*** Opening of Entries shown ***
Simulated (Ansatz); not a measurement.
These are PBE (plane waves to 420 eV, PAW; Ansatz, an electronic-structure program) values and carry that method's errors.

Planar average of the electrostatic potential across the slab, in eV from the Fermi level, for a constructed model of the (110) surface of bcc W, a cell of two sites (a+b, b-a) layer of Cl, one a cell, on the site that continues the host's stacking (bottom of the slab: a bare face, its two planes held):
*** Close of Entries shown ***

Would you return the entries exactly as they stand?

Simulated (Ansatz); not a measurement.
These are PBE (plane waves to 420 eV, PAW; Ansatz, an electronic-structure program) values and carry that method's errors.

Planar average of the electrostatic potential across the slab, in eV from the Fermi level, for a constructed model of the (110) surface of bcc W, a cell of two sites (a+b, b-a) layer of Cl, one a cell, on the site that continues the host's stacking (bottom of the slab: a bare face, its two planes held):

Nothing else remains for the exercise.